DATASET:
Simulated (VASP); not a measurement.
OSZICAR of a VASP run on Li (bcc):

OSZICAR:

REQUIRED ACTION:
Retype the listing from above, matching it exactly.

YOUR RESPONSE:
Simulated (VASP); not a measurement.
OSZICAR of a VASP run on Li (bcc):

OSZICAR:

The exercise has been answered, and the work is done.